Task item:
Repeat the data exactly, so that every line matches the original.

Data extract:
━━━━━━━━━━━━━━━━━━━━
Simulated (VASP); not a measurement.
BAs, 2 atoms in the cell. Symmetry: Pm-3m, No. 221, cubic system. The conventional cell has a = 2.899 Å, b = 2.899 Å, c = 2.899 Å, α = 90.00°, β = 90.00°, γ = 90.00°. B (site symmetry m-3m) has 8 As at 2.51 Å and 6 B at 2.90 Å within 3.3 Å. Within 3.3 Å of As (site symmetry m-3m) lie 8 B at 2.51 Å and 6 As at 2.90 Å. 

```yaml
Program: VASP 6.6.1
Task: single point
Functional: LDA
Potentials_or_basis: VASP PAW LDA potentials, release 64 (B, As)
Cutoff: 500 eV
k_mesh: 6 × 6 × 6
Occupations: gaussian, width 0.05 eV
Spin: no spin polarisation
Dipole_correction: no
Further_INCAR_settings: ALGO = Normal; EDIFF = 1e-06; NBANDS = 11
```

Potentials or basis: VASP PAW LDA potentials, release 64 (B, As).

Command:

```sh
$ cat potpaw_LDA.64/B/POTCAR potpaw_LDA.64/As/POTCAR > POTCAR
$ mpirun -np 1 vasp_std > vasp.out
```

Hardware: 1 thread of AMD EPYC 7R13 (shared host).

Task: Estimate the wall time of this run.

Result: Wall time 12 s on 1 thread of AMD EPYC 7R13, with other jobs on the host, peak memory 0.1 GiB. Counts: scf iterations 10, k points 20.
━━━━━━━━━━━━━━━━━━━━

Task output:
Simulated (VASP); not a measurement.
BAs, 2 atoms in the cell. Symmetry: Pm-3m, No. 221, cubic system. The conventional cell has a = 2.899 Å, b = 2.899 Å, c = 2.899 Å, α = 90.00°, β = 90.00°, γ = 90.00°. B (site symmetry m-3m) has 8 As at 2.51 Å and 6 B at 2.90 Å within 3.3 Å. Within 3.3 Å of As (site symmetry m-3m) lie 8 B at 2.51 Å and 6 As at 2.90 Å. 

```yaml
Program: VASP 6.6.1
Task: single point
Functional: LDA
Potentials_or_basis: VASP PAW LDA potentials, release 64 (B, As)
Cutoff: 500 eV
k_mesh: 6 × 6 × 6
Occupations: gaussian, width 0.05 eV
Spin: no spin polarisation
Dipole_correction: no
Further_INCAR_settings: ALGO = Normal; EDIFF = 1e-06; NBANDS = 11
```

Potentials or basis: VASP PAW LDA potentials, release 64 (B, As).

Command:

```sh
$ cat potpaw_LDA.64/B/POTCAR potpaw_LDA.64/As/POTCAR > POTCAR
$ mpirun -np 1 vasp_std > vasp.out
```

Hardware: 1 thread of AMD EPYC 7R13 (shared host).

Task: Estimate the wall time of this run.

Result: Wall time 12 s on 1 thread of AMD EPYC 7R13, with other jobs on the host, peak memory 0.1 GiB. Counts: scf iterations 10, k points 20.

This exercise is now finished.